**GIVEN DATA**
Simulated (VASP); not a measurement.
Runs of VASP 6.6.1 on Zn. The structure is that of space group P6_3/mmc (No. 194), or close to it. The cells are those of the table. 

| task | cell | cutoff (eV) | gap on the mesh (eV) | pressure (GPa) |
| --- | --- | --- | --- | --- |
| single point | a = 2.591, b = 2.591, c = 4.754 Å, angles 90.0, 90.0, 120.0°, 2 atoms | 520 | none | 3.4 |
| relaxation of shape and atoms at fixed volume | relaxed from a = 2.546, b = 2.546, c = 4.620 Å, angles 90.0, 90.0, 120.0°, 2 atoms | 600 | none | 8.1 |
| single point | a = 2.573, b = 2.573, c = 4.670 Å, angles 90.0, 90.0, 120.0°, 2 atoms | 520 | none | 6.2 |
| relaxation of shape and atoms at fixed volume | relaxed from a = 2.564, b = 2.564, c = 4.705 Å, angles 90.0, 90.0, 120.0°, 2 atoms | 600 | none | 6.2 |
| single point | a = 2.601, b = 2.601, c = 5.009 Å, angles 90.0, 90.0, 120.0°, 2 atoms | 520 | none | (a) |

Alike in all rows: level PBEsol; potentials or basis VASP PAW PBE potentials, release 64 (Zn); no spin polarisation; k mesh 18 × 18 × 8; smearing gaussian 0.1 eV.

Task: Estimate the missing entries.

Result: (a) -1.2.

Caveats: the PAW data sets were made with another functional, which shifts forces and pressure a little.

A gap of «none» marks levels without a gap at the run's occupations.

**WORK ITEM**
For each record above, write it out again exactly.

**ANSWER SPACE**
Simulated (VASP); not a measurement.
Runs of VASP 6.6.1 on Zn. The structure is that of space group P6_3/mmc (No. 194), or close to it. The cells are those of the table. 

| task | cell | cutoff (eV) | gap on the mesh (eV) | pressure (GPa) |
| --- | --- | --- | --- | --- |
| single point | a = 2.591, b = 2.591, c = 4.754 Å, angles 90.0, 90.0, 120.0°, 2 atoms | 520 | none | 3.4 |
| relaxation of shape and atoms at fixed volume | relaxed from a = 2.546, b = 2.546, c = 4.620 Å, angles 90.0, 90.0, 120.0°, 2 atoms | 600 | none | 8.1 |
| single point | a = 2.573, b = 2.573, c = 4.670 Å, angles 90.0, 90.0, 120.0°, 2 atoms | 520 | none | 6.2 |
| relaxation of shape and atoms at fixed volume | relaxed from a = 2.564, b = 2.564, c = 4.705 Å, angles 90.0, 90.0, 120.0°, 2 atoms | 600 | none | 6.2 |
| single point | a = 2.601, b = 2.601, c = 5.009 Å, angles 90.0, 90.0, 120.0°, 2 atoms | 520 | none | (a) |

Alike in all rows: level PBEsol; potentials or basis VASP PAW PBE potentials, release 64 (Zn); no spin polarisation; k mesh 18 × 18 × 8; smearing gaussian 0.1 eV.

Task: Estimate the missing entries.

Result: (a) -1.2.

Caveats: the PAW data sets were made with another functional, which shifts forces and pressure a little.

A gap of «none» marks levels without a gap at the run's occupations.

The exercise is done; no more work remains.